(Entries shown begins)

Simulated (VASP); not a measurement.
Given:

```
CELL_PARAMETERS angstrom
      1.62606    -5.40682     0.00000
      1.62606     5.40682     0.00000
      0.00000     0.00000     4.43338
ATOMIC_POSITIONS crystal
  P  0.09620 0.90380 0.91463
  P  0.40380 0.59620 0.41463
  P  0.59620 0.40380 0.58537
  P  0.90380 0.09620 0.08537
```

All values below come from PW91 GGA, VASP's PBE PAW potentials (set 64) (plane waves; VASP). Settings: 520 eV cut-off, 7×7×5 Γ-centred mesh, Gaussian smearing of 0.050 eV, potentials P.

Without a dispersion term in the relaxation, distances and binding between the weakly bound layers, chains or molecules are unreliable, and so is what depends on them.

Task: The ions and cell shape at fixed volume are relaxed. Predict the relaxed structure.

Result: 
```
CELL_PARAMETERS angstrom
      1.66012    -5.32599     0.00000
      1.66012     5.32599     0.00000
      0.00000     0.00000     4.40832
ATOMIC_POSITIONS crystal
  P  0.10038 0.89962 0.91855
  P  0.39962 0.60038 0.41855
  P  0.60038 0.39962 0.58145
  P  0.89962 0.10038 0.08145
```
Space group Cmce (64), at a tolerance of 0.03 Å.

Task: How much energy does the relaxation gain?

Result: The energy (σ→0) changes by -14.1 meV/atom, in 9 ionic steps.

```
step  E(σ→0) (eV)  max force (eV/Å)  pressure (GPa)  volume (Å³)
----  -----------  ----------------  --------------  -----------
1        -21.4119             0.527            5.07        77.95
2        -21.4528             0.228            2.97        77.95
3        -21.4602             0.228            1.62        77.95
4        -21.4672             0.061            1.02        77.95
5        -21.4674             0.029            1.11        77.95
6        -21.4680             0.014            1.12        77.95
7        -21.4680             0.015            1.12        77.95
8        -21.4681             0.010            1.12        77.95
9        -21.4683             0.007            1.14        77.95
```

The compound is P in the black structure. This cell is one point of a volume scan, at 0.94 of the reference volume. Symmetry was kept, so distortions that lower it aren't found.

(Entries shown ends)

- Requirement -
Give again, word for word, the lines of the listing, starting at its first line and ending with the line containing "All values below".

- Your solution -
Simulated (VASP); not a measurement.
Given:

```
CELL_PARAMETERS angstrom
      1.62606    -5.40682     0.00000
      1.62606     5.40682     0.00000
      0.00000     0.00000     4.43338
ATOMIC_POSITIONS crystal
  P  0.09620 0.90380 0.91463
  P  0.40380 0.59620 0.41463
  P  0.59620 0.40380 0.58537
  P  0.90380 0.09620 0.08537
```

All values below come from PW91 GGA, VASP's PBE PAW potentials (set 64) (plane waves; VASP). Settings: 520 eV cut-off, 7×7×5 Γ-centred mesh, Gaussian smearing of 0.050 eV, potentials P.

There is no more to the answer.